## Required action
Copy the first line of the material below and every later line through the line containing "In the def2", without any other output.

## Dataset
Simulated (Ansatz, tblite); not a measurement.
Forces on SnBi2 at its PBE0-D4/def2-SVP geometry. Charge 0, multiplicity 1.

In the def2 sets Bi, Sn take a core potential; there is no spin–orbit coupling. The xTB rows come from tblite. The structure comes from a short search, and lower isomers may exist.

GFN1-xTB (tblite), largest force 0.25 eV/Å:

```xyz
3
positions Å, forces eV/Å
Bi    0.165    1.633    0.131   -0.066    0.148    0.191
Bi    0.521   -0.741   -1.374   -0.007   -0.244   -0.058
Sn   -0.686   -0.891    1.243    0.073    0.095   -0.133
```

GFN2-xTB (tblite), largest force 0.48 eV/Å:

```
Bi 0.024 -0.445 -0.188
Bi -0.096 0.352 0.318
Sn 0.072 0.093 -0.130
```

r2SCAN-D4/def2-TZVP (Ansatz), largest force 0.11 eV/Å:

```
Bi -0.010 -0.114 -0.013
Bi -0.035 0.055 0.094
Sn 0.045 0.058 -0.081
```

## Answer area
Simulated (Ansatz, tblite); not a measurement.
Forces on SnBi2 at its PBE0-D4/def2-SVP geometry. Charge 0, multiplicity 1.

In the def2 sets Bi, Sn take a core potential; there is no spin–orbit coupling. The xTB rows come from tblite. The structure comes from a short search, and lower isomers may exist.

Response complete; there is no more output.